Dataset records:
┌────────

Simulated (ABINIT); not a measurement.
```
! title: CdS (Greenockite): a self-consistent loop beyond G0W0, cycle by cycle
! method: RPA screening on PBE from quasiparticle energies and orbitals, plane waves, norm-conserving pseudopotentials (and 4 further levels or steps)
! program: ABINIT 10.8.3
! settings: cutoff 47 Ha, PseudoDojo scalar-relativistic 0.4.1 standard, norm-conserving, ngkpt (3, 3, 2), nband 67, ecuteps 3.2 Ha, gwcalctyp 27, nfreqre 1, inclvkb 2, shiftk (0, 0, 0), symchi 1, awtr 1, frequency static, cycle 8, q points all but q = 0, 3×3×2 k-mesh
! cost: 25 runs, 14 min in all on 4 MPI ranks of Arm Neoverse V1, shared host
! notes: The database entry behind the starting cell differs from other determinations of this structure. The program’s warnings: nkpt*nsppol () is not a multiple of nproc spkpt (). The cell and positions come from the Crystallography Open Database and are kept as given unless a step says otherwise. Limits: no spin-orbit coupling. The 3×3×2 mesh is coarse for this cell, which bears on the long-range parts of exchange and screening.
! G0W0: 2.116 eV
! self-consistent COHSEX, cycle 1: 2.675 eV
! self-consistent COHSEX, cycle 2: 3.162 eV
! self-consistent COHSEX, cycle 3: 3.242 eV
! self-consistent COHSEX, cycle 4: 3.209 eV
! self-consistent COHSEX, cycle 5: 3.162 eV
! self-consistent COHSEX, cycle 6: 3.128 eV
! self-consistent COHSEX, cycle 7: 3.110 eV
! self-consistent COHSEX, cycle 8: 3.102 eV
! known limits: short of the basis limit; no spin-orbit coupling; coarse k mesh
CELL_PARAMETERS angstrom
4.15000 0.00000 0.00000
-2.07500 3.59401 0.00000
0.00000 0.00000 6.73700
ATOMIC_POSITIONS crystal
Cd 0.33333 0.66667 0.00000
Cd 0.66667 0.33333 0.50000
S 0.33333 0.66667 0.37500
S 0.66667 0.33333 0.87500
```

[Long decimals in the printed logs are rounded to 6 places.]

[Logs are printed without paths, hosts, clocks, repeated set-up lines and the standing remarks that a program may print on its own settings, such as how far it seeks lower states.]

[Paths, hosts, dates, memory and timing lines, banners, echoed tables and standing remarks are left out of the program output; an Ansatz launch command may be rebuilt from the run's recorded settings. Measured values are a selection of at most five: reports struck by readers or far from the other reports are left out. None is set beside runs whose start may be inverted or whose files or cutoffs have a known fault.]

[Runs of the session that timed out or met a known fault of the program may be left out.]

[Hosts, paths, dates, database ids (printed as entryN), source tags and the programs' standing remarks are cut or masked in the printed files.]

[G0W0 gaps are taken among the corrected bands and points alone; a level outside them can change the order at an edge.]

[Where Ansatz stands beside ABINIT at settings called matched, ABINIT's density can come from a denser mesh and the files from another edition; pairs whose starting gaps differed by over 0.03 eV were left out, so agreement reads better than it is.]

└────────

Required action: From the records above, print exactly the lines that run from the line with "[Hosts, paths, dates, database" to the line with "[G0W0 gaps are", inclusive.

Problem solution:
[Hosts, paths, dates, database ids (printed as entryN), source tags and the programs' standing remarks are cut or masked in the printed files.]

[G0W0 gaps are taken among the corrected bands and points alone; a level outside them can change the order at an edge.]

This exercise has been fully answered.